:: Data for review ::
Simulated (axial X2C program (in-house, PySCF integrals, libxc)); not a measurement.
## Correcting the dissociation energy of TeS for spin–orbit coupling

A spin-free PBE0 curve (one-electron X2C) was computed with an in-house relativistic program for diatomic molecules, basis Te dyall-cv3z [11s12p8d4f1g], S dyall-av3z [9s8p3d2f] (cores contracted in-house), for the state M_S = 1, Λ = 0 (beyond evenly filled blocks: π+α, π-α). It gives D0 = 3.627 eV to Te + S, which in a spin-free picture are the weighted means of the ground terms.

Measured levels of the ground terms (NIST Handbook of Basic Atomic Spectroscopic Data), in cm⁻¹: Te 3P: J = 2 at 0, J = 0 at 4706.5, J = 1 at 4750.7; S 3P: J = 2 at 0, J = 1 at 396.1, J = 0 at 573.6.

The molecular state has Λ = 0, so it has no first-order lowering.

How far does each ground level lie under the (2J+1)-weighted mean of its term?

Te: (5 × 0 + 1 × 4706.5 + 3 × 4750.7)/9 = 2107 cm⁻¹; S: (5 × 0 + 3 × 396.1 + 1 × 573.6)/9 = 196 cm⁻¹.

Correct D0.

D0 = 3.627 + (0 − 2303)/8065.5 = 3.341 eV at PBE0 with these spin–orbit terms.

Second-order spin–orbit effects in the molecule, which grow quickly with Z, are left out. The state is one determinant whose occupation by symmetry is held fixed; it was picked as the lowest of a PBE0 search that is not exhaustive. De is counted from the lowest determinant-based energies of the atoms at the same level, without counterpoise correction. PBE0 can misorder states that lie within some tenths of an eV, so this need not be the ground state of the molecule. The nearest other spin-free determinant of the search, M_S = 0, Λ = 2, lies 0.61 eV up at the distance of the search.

:: Assignment ::
Write out again, exactly, the lines from the start of the entries up to and including the one with "Correct D0.". Nothing else belongs in the reply.

:: Task result ::
Simulated (axial X2C program (in-house, PySCF integrals, libxc)); not a measurement.
## Correcting the dissociation energy of TeS for spin–orbit coupling

A spin-free PBE0 curve (one-electron X2C) was computed with an in-house relativistic program for diatomic molecules, basis Te dyall-cv3z [11s12p8d4f1g], S dyall-av3z [9s8p3d2f] (cores contracted in-house), for the state M_S = 1, Λ = 0 (beyond evenly filled blocks: π+α, π-α). It gives D0 = 3.627 eV to Te + S, which in a spin-free picture are the weighted means of the ground terms.

Measured levels of the ground terms (NIST Handbook of Basic Atomic Spectroscopic Data), in cm⁻¹: Te 3P: J = 2 at 0, J = 0 at 4706.5, J = 1 at 4750.7; S 3P: J = 2 at 0, J = 1 at 396.1, J = 0 at 573.6.

The molecular state has Λ = 0, so it has no first-order lowering.

How far does each ground level lie under the (2J+1)-weighted mean of its term?

Te: (5 × 0 + 1 × 4706.5 + 3 × 4750.7)/9 = 2107 cm⁻¹; S: (5 × 0 + 3 × 396.1 + 1 × 573.6)/9 = 196 cm⁻¹.

Correct D0.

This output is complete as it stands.